## Assigned task
Reproduce word for word, from the entries below, the line with "zz | ε₂ zz |", the line with "4.70 | 0.03 |", and every line between them, and nothing more.

** Data to examine follows **

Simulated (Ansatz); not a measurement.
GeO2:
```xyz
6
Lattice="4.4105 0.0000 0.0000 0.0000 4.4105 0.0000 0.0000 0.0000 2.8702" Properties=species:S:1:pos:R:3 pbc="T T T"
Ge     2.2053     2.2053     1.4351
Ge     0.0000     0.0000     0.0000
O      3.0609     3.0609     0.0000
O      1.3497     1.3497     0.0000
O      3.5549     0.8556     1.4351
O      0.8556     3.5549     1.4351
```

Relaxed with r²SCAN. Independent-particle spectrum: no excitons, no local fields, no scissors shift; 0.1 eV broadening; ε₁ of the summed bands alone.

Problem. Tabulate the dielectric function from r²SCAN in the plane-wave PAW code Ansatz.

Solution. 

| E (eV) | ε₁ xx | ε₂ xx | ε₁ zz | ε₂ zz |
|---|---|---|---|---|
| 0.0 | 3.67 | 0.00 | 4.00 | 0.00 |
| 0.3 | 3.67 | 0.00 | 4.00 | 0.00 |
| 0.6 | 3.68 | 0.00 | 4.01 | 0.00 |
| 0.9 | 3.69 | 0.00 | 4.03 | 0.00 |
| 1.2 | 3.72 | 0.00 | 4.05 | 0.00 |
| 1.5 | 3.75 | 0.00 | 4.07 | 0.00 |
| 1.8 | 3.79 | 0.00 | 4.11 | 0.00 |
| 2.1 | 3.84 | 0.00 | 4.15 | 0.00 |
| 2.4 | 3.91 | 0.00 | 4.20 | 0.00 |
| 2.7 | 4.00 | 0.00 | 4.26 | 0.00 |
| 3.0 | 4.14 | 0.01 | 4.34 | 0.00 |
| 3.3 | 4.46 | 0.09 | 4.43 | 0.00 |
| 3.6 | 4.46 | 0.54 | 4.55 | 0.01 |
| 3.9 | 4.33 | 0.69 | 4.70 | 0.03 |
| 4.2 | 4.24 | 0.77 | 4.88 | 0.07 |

** End of Data to examine **

## Task output
| E (eV) | ε₁ xx | ε₂ xx | ε₁ zz | ε₂ zz |
|---|---|---|---|---|
| 0.0 | 3.67 | 0.00 | 4.00 | 0.00 |
| 0.3 | 3.67 | 0.00 | 4.00 | 0.00 |
| 0.6 | 3.68 | 0.00 | 4.01 | 0.00 |
| 0.9 | 3.69 | 0.00 | 4.03 | 0.00 |
| 1.2 | 3.72 | 0.00 | 4.05 | 0.00 |
| 1.5 | 3.75 | 0.00 | 4.07 | 0.00 |
| 1.8 | 3.79 | 0.00 | 4.11 | 0.00 |
| 2.1 | 3.84 | 0.00 | 4.15 | 0.00 |
| 2.4 | 3.91 | 0.00 | 4.20 | 0.00 |
| 2.7 | 4.00 | 0.00 | 4.26 | 0.00 |
| 3.0 | 4.14 | 0.01 | 4.34 | 0.00 |
| 3.3 | 4.46 | 0.09 | 4.43 | 0.00 |
| 3.6 | 4.46 | 0.54 | 4.55 | 0.01 |
| 3.9 | 4.33 | 0.69 | 4.70 | 0.03 |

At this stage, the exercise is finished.